Transcribe the records word for word, beginning with the first line and ending with the line that contains "D. C[Si](C)(N)O"; include nothing else.

/---

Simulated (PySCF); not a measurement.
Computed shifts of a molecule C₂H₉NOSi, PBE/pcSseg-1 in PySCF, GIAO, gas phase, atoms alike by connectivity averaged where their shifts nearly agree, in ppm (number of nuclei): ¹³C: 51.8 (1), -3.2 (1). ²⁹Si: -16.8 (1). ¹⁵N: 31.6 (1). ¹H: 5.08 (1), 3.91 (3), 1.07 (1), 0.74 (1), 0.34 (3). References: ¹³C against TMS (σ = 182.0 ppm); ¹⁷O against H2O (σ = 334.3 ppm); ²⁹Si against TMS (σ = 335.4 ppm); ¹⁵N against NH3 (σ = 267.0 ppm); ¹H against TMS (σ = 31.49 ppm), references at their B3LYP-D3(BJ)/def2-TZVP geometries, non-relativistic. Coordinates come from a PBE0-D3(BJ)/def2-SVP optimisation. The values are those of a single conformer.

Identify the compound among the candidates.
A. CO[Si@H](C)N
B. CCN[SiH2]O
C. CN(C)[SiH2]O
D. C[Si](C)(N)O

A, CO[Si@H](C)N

\---

● **Written reply**:
Simulated (PySCF); not a measurement.
Computed shifts of a molecule C₂H₉NOSi, PBE/pcSseg-1 in PySCF, GIAO, gas phase, atoms alike by connectivity averaged where their shifts nearly agree, in ppm (number of nuclei): ¹³C: 51.8 (1), -3.2 (1). ²⁹Si: -16.8 (1). ¹⁵N: 31.6 (1). ¹H: 5.08 (1), 3.91 (3), 1.07 (1), 0.74 (1), 0.34 (3). References: ¹³C against TMS (σ = 182.0 ppm); ¹⁷O against H2O (σ = 334.3 ppm); ²⁹Si against TMS (σ = 335.4 ppm); ¹⁵N against NH3 (σ = 267.0 ppm); ¹H against TMS (σ = 31.49 ppm), references at their B3LYP-D3(BJ)/def2-TZVP geometries, non-relativistic. Coordinates come from a PBE0-D3(BJ)/def2-SVP optimisation. The values are those of a single conformer.

Identify the compound among the candidates.
A. CO[Si@H](C)N
B. CCN[SiH2]O
C. CN(C)[SiH2]O
D. C[Si](C)(N)O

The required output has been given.